○ ○ ○ ○

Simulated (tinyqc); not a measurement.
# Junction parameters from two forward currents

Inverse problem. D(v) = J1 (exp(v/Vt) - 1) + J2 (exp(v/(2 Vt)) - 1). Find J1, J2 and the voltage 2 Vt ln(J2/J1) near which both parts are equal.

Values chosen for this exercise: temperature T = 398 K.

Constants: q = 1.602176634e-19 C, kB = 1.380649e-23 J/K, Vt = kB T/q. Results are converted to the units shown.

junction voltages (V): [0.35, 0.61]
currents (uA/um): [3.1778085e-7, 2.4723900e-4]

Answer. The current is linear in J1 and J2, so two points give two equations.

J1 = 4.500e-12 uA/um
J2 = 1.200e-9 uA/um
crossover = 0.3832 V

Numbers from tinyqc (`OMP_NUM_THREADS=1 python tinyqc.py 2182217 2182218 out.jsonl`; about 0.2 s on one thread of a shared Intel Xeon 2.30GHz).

○ ○ ○ ○

◆ Work instruction ◆
Each line of the data should be given back exactly.

◆ Response ◆
Simulated (tinyqc); not a measurement.
# Junction parameters from two forward currents

Inverse problem. D(v) = J1 (exp(v/Vt) - 1) + J2 (exp(v/(2 Vt)) - 1). Find J1, J2 and the voltage 2 Vt ln(J2/J1) near which both parts are equal.

Values chosen for this exercise: temperature T = 398 K.

Constants: q = 1.602176634e-19 C, kB = 1.380649e-23 J/K, Vt = kB T/q. Results are converted to the units shown.

junction voltages (V): [0.35, 0.61]
currents (uA/um): [3.1778085e-7, 2.4723900e-4]

Answer. The current is linear in J1 and J2, so two points give two equations.

J1 = 4.500e-12 uA/um
J2 = 1.200e-9 uA/um
crossover = 0.3832 V

Numbers from tinyqc (`OMP_NUM_THREADS=1 python tinyqc.py 2182217 2182218 out.jsonl`; about 0.2 s on one thread of a shared Intel Xeon 2.30GHz).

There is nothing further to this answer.